# INFORMATION
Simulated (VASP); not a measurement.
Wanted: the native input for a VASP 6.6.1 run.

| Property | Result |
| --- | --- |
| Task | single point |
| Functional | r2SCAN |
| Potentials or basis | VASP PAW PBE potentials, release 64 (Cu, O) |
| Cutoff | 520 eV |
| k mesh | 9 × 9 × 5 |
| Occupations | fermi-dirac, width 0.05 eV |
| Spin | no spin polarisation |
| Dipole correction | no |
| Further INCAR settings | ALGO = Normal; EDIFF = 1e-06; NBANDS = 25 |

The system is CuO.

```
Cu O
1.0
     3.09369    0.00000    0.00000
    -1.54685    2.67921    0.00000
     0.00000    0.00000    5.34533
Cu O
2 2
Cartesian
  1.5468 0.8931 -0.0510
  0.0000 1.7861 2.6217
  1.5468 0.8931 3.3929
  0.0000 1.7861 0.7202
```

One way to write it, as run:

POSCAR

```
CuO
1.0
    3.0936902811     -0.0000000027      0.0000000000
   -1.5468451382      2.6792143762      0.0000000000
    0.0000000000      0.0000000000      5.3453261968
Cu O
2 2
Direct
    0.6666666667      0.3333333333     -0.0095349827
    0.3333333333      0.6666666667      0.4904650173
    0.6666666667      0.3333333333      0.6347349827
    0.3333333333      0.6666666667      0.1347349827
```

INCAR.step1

# WORK TASK
Taking the entries from their first line through the line with "Cutoff | 520 eV |", inclusive, restate each line word for word and give nothing else.

# EXERCISE RESPONSE
Simulated (VASP); not a measurement.
Wanted: the native input for a VASP 6.6.1 run.

| Property | Result |
| --- | --- |
| Task | single point |
| Functional | r2SCAN |
| Potentials or basis | VASP PAW PBE potentials, release 64 (Cu, O) |
| Cutoff | 520 eV |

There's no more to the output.